++++++++++++++++++++

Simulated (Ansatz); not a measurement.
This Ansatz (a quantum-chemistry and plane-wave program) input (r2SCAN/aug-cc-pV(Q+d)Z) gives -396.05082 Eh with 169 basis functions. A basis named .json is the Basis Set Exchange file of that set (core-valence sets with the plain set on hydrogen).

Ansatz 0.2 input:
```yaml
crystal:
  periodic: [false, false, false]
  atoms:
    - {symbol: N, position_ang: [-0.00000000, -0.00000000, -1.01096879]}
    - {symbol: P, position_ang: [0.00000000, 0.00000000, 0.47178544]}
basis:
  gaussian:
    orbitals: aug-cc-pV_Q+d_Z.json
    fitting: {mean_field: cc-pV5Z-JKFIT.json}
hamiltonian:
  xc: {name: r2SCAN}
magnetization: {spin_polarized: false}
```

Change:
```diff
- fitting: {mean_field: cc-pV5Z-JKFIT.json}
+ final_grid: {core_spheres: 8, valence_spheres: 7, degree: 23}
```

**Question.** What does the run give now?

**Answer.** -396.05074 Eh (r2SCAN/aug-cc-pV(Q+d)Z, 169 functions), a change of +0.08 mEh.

++++++++++++++++++++

**Requirement:**
In the records above, find the line containing "run give now?" and restate word for word every line from the first through that one.

**Response area:**
Simulated (Ansatz); not a measurement.
This Ansatz (a quantum-chemistry and plane-wave program) input (r2SCAN/aug-cc-pV(Q+d)Z) gives -396.05082 Eh with 169 basis functions. A basis named .json is the Basis Set Exchange file of that set (core-valence sets with the plain set on hydrogen).

Ansatz 0.2 input:
```yaml
crystal:
  periodic: [false, false, false]
  atoms:
    - {symbol: N, position_ang: [-0.00000000, -0.00000000, -1.01096879]}
    - {symbol: P, position_ang: [0.00000000, 0.00000000, 0.47178544]}
basis:
  gaussian:
    orbitals: aug-cc-pV_Q+d_Z.json
    fitting: {mean_field: cc-pV5Z-JKFIT.json}
hamiltonian:
  xc: {name: r2SCAN}
magnetization: {spin_polarized: false}
```

Change:
```diff
- fitting: {mean_field: cc-pV5Z-JKFIT.json}
+ final_grid: {core_spheres: 8, valence_spheres: 7, degree: 23}
```

**Question.** What does the run give now?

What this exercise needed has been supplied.